▶ _Task item_: All of these records need to be duplicated exactly.

▶ _Supplied information_:
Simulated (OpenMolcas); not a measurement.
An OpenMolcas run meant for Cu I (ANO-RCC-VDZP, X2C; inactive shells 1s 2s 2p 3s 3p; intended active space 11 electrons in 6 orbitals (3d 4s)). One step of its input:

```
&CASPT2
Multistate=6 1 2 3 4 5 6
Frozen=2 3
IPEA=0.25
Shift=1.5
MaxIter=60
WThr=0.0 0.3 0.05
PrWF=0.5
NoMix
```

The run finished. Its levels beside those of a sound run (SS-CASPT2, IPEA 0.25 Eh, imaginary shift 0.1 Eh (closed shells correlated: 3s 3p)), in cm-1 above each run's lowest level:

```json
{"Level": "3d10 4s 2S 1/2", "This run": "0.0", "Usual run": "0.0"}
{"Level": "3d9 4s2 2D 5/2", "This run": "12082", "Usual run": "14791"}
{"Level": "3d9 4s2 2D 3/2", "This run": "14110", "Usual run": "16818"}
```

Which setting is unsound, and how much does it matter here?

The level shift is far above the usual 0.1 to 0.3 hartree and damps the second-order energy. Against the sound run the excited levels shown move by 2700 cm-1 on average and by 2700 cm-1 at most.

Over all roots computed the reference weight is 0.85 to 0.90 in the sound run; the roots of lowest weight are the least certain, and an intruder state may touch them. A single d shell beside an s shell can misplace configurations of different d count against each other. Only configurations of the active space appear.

▶ _Task output_:
Simulated (OpenMolcas); not a measurement.
An OpenMolcas run meant for Cu I (ANO-RCC-VDZP, X2C; inactive shells 1s 2s 2p 3s 3p; intended active space 11 electrons in 6 orbitals (3d 4s)). One step of its input:

```
&CASPT2
Multistate=6 1 2 3 4 5 6
Frozen=2 3
IPEA=0.25
Shift=1.5
MaxIter=60
WThr=0.0 0.3 0.05
PrWF=0.5
NoMix
```

The run finished. Its levels beside those of a sound run (SS-CASPT2, IPEA 0.25 Eh, imaginary shift 0.1 Eh (closed shells correlated: 3s 3p)), in cm-1 above each run's lowest level:

```json
{"Level": "3d10 4s 2S 1/2", "This run": "0.0", "Usual run": "0.0"}
{"Level": "3d9 4s2 2D 5/2", "This run": "12082", "Usual run": "14791"}
{"Level": "3d9 4s2 2D 3/2", "This run": "14110", "Usual run": "16818"}
```

Which setting is unsound, and how much does it matter here?

The level shift is far above the usual 0.1 to 0.3 hartree and damps the second-order energy. Against the sound run the excited levels shown move by 2700 cm-1 on average and by 2700 cm-1 at most.

Over all roots computed the reference weight is 0.85 to 0.90 in the sound run; the roots of lowest weight are the least certain, and an intruder state may touch them. A single d shell beside an s shell can misplace configurations of different d count against each other. Only configurations of the active space appear.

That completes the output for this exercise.